Copy out, exactly, the first line of the entries below and every line after it through the one containing "Limits (not all".

[Opening Excerpted records section]

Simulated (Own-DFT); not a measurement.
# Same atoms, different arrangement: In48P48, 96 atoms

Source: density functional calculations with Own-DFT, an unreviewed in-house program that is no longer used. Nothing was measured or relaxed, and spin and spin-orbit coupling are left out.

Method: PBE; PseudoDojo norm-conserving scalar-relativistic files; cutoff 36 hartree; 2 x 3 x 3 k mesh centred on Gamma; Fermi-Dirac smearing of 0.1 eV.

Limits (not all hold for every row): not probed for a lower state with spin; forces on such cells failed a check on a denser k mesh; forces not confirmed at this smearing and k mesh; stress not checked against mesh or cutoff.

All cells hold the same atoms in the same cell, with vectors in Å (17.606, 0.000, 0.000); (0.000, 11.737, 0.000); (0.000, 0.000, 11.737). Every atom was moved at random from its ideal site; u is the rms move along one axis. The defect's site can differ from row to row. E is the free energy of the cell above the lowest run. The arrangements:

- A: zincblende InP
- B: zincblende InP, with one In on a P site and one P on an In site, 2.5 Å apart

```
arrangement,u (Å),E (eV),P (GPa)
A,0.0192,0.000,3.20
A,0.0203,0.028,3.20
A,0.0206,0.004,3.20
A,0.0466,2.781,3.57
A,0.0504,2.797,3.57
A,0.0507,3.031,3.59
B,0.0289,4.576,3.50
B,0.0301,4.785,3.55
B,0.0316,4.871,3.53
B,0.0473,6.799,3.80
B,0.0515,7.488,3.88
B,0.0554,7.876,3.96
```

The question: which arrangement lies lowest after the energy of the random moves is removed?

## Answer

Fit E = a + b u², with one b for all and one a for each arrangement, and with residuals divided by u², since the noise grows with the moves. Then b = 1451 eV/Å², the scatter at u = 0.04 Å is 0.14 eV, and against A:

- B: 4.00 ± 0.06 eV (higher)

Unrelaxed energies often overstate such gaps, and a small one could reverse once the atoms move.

[Closing Excerpted records section]

## Your response
Simulated (Own-DFT); not a measurement.
# Same atoms, different arrangement: In48P48, 96 atoms

Source: density functional calculations with Own-DFT, an unreviewed in-house program that is no longer used. Nothing was measured or relaxed, and spin and spin-orbit coupling are left out.

Method: PBE; PseudoDojo norm-conserving scalar-relativistic files; cutoff 36 hartree; 2 x 3 x 3 k mesh centred on Gamma; Fermi-Dirac smearing of 0.1 eV.

Limits (not all hold for every row): not probed for a lower state with spin; forces on such cells failed a check on a denser k mesh; forces not confirmed at this smearing and k mesh; stress not checked against mesh or cutoff.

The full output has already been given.